Top of Recorded information

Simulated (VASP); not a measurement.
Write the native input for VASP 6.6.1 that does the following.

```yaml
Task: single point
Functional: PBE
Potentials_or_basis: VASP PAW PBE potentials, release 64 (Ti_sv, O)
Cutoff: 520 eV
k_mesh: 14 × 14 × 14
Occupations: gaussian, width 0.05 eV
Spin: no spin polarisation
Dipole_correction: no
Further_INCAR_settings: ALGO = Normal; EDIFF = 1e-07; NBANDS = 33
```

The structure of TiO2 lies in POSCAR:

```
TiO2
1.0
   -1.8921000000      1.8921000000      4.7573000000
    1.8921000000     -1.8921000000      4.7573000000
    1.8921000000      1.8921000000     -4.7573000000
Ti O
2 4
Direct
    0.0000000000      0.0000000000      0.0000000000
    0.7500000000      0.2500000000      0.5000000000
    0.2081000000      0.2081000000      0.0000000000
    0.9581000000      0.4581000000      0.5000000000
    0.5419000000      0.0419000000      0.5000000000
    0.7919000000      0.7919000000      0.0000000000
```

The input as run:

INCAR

Bottom of Recorded information

Transcribe the listing above verbatim.

Simulated (VASP); not a measurement.
Write the native input for VASP 6.6.1 that does the following.

```yaml
Task: single point
Functional: PBE
Potentials_or_basis: VASP PAW PBE potentials, release 64 (Ti_sv, O)
Cutoff: 520 eV
k_mesh: 14 × 14 × 14
Occupations: gaussian, width 0.05 eV
Spin: no spin polarisation
Dipole_correction: no
Further_INCAR_settings: ALGO = Normal; EDIFF = 1e-07; NBANDS = 33
```

The structure of TiO2 lies in POSCAR:

```
TiO2
1.0
   -1.8921000000      1.8921000000      4.7573000000
    1.8921000000     -1.8921000000      4.7573000000
    1.8921000000      1.8921000000     -4.7573000000
Ti O
2 4
Direct
    0.0000000000      0.0000000000      0.0000000000
    0.7500000000      0.2500000000      0.5000000000
    0.2081000000      0.2081000000      0.0000000000
    0.9581000000      0.4581000000      0.5000000000
    0.5419000000      0.0419000000      0.5000000000
    0.7919000000      0.7919000000      0.0000000000
```

The input as run:

INCAR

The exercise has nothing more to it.